━━━━━━━━━━━━━━━━━━━━━━━━━━━━━━

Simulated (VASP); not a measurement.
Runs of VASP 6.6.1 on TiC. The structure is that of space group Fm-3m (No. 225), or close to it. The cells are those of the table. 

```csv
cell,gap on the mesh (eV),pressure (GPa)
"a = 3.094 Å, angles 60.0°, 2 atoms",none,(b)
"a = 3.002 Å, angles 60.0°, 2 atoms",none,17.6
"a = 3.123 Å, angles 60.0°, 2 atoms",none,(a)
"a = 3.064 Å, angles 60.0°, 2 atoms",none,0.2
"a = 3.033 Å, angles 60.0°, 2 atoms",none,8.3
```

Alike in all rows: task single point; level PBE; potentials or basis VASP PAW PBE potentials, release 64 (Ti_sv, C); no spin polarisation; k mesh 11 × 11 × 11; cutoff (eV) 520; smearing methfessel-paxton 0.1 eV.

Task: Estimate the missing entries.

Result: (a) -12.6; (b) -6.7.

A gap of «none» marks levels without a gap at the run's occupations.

━━━━━━━━━━━━━━━━━━━━━━━━━━━━━━

Repeat every line of the listing without a single difference.

YOUR SOLUTION —
Simulated (VASP); not a measurement.
Runs of VASP 6.6.1 on TiC. The structure is that of space group Fm-3m (No. 225), or close to it. The cells are those of the table. 

```csv
cell,gap on the mesh (eV),pressure (GPa)
"a = 3.094 Å, angles 60.0°, 2 atoms",none,(b)
"a = 3.002 Å, angles 60.0°, 2 atoms",none,17.6
"a = 3.123 Å, angles 60.0°, 2 atoms",none,(a)
"a = 3.064 Å, angles 60.0°, 2 atoms",none,0.2
"a = 3.033 Å, angles 60.0°, 2 atoms",none,8.3
```

Alike in all rows: task single point; level PBE; potentials or basis VASP PAW PBE potentials, release 64 (Ti_sv, C); no spin polarisation; k mesh 11 × 11 × 11; cutoff (eV) 520; smearing methfessel-paxton 0.1 eV.

Task: Estimate the missing entries.

Result: (a) -12.6; (b) -6.7.

A gap of «none» marks levels without a gap at the run's occupations.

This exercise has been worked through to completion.